==========

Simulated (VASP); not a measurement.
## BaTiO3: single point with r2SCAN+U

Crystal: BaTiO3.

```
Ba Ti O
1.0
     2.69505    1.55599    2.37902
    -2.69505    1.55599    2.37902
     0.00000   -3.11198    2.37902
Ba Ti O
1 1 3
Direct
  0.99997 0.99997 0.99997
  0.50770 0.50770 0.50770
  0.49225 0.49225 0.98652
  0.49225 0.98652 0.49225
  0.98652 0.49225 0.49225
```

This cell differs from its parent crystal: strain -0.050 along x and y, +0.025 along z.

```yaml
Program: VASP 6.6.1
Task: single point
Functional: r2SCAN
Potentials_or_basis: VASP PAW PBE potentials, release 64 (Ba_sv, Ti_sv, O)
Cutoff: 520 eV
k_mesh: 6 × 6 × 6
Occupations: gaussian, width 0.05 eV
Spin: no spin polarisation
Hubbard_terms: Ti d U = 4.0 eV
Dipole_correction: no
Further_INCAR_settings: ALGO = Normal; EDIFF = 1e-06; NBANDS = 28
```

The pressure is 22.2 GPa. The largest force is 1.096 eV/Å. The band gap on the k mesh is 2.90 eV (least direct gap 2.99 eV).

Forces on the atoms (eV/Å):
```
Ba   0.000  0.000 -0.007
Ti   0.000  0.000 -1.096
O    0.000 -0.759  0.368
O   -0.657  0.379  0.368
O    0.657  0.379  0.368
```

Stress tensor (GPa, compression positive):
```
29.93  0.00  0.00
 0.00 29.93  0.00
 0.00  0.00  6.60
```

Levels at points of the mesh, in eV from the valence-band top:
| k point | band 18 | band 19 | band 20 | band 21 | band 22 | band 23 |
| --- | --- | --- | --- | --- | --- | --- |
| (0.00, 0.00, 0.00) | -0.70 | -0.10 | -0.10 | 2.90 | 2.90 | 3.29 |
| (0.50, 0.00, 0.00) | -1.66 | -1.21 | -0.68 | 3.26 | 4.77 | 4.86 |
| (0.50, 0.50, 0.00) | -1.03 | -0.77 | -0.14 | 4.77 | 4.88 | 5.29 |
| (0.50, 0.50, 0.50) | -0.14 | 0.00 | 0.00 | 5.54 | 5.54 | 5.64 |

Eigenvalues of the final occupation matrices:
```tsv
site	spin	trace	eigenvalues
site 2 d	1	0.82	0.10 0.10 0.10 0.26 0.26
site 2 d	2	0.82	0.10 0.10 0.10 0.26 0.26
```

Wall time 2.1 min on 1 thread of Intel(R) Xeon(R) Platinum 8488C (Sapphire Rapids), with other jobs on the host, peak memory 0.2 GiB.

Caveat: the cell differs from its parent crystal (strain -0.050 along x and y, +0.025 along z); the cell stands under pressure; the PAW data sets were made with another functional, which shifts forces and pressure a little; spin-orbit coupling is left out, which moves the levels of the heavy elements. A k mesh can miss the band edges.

==========

• _ACTION ITEM_
Reproduce exactly the lines from the beginning of the entries above up to and including the line that contains "Wall time 2.1".

• _WRITTEN ANSWER_
Simulated (VASP); not a measurement.
## BaTiO3: single point with r2SCAN+U

Crystal: BaTiO3.

```
Ba Ti O
1.0
     2.69505    1.55599    2.37902
    -2.69505    1.55599    2.37902
     0.00000   -3.11198    2.37902
Ba Ti O
1 1 3
Direct
  0.99997 0.99997 0.99997
  0.50770 0.50770 0.50770
  0.49225 0.49225 0.98652
  0.49225 0.98652 0.49225
  0.98652 0.49225 0.49225
```

This cell differs from its parent crystal: strain -0.050 along x and y, +0.025 along z.

```yaml
Program: VASP 6.6.1
Task: single point
Functional: r2SCAN
Potentials_or_basis: VASP PAW PBE potentials, release 64 (Ba_sv, Ti_sv, O)
Cutoff: 520 eV
k_mesh: 6 × 6 × 6
Occupations: gaussian, width 0.05 eV
Spin: no spin polarisation
Hubbard_terms: Ti d U = 4.0 eV
Dipole_correction: no
Further_INCAR_settings: ALGO = Normal; EDIFF = 1e-06; NBANDS = 28
```

The pressure is 22.2 GPa. The largest force is 1.096 eV/Å. The band gap on the k mesh is 2.90 eV (least direct gap 2.99 eV).

Forces on the atoms (eV/Å):
```
Ba   0.000  0.000 -0.007
Ti   0.000  0.000 -1.096
O    0.000 -0.759  0.368
O   -0.657  0.379  0.368
O    0.657  0.379  0.368
```

Stress tensor (GPa, compression positive):
```
29.93  0.00  0.00
 0.00 29.93  0.00
 0.00  0.00  6.60
```

Levels at points of the mesh, in eV from the valence-band top:
| k point | band 18 | band 19 | band 20 | band 21 | band 22 | band 23 |
| --- | --- | --- | --- | --- | --- | --- |
| (0.00, 0.00, 0.00) | -0.70 | -0.10 | -0.10 | 2.90 | 2.90 | 3.29 |
| (0.50, 0.00, 0.00) | -1.66 | -1.21 | -0.68 | 3.26 | 4.77 | 4.86 |
| (0.50, 0.50, 0.00) | -1.03 | -0.77 | -0.14 | 4.77 | 4.88 | 5.29 |
| (0.50, 0.50, 0.50) | -0.14 | 0.00 | 0.00 | 5.54 | 5.54 | 5.64 |

Eigenvalues of the final occupation matrices:
```tsv
site	spin	trace	eigenvalues
site 2 d	1	0.82	0.10 0.10 0.10 0.26 0.26
site 2 d	2	0.82	0.10 0.10 0.10 0.26 0.26
```

Wall time 2.1 min on 1 thread of Intel(R) Xeon(R) Platinum 8488C (Sapphire Rapids), with other jobs on the host, peak memory 0.2 GiB.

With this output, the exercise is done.